---- SUPPLIED ENTRIES

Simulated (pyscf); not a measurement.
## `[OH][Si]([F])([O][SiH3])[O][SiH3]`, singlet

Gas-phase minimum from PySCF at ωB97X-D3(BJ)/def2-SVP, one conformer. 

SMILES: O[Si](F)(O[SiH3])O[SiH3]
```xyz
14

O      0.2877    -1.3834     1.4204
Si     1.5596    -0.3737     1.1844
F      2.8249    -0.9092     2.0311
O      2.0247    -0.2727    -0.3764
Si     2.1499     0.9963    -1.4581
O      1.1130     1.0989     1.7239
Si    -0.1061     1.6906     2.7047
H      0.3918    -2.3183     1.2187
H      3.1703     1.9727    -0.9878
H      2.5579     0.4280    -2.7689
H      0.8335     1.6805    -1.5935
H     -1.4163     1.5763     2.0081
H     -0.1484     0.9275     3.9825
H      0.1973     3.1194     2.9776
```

--------

### ASSIGNMENT
Copy out the entire material verbatim.

### ANSWER SPACE
Simulated (pyscf); not a measurement.
## `[OH][Si]([F])([O][SiH3])[O][SiH3]`, singlet

Gas-phase minimum from PySCF at ωB97X-D3(BJ)/def2-SVP, one conformer. 

SMILES: O[Si](F)(O[SiH3])O[SiH3]
```xyz
14

O      0.2877    -1.3834     1.4204
Si     1.5596    -0.3737     1.1844
F      2.8249    -0.9092     2.0311
O      2.0247    -0.2727    -0.3764
Si     2.1499     0.9963    -1.4581
O      1.1130     1.0989     1.7239
Si    -0.1061     1.6906     2.7047
H      0.3918    -2.3183     1.2187
H      3.1703     1.9727    -0.9878
H      2.5579     0.4280    -2.7689
H      0.8335     1.6805    -1.5935
H     -1.4163     1.5763     2.0081
H     -0.1484     0.9275     3.9825
H      0.1973     3.1194     2.9776
```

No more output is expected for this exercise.